WORK ITEM » From first line to last, give the material again unchanged.

ENTRIES SHOWN »
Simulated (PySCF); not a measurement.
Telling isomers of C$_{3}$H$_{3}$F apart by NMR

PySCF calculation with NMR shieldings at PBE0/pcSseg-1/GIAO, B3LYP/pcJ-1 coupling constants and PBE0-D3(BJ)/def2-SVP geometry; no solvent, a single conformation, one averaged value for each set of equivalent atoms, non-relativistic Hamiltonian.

REPLY »
Simulated (PySCF); not a measurement.
Telling isomers of C$_{3}$H$_{3}$F apart by NMR

PySCF calculation with NMR shieldings at PBE0/pcSseg-1/GIAO, B3LYP/pcJ-1 coupling constants and PBE0-D3(BJ)/def2-SVP geometry; no solvent, a single conformation, one averaged value for each set of equivalent atoms, non-relativistic Hamiltonian.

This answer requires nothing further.